*Activity:*
Only one stretch of the records below is wanted: the lines from the one holding "Computed with GFN2-xTB" through the one holding "### Is this". Return it exactly, both ends included.

*Data records:*
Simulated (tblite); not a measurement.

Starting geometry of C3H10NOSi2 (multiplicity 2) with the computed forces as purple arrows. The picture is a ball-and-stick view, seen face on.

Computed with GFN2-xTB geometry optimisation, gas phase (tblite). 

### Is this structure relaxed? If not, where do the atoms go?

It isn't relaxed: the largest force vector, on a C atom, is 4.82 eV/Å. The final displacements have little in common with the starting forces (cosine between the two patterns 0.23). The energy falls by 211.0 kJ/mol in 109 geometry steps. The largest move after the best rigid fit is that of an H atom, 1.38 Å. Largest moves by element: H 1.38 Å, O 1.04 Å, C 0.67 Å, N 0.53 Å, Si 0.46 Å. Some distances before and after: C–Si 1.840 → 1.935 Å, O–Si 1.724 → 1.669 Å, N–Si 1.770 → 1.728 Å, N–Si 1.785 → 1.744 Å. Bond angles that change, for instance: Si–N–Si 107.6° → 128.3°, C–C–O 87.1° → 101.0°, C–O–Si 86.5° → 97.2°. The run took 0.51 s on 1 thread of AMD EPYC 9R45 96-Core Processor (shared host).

*Exercise solution:*
Computed with GFN2-xTB geometry optimisation, gas phase (tblite). 

### Is this structure relaxed? If not, where do the atoms go?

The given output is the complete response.